**ASSIGNED TASK:**
From the data below, return the exact lines starting at the line containing "Molecule: SMILES O=CF, CHFO." and ending at the line containing "Structure with atom", both included, and nothing else.

----- DATA EXTRACT -----

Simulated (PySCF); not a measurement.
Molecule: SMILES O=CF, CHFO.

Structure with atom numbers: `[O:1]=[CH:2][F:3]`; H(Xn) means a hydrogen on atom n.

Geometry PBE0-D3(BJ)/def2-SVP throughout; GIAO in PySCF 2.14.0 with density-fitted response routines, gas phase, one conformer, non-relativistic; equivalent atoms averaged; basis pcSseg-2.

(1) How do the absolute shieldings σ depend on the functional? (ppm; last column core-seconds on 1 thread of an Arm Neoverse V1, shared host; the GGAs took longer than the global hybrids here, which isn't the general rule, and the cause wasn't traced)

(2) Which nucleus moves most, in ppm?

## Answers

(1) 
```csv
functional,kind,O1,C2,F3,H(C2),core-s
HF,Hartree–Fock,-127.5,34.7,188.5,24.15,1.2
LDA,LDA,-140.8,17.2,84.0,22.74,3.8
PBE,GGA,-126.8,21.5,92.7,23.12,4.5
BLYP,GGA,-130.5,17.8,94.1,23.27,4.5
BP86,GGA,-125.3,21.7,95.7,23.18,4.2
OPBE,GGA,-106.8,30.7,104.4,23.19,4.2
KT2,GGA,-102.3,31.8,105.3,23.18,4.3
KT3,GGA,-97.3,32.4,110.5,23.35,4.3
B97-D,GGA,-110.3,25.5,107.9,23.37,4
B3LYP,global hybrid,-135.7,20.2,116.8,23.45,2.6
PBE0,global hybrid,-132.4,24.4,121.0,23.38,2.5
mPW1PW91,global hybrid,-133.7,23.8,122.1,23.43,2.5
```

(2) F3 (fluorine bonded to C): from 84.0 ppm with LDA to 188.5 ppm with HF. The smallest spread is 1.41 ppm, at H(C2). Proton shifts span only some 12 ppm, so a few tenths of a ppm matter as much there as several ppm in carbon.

-----

**RESULT:**
Molecule: SMILES O=CF, CHFO.

Structure with atom numbers: `[O:1]=[CH:2][F:3]`; H(Xn) means a hydrogen on atom n.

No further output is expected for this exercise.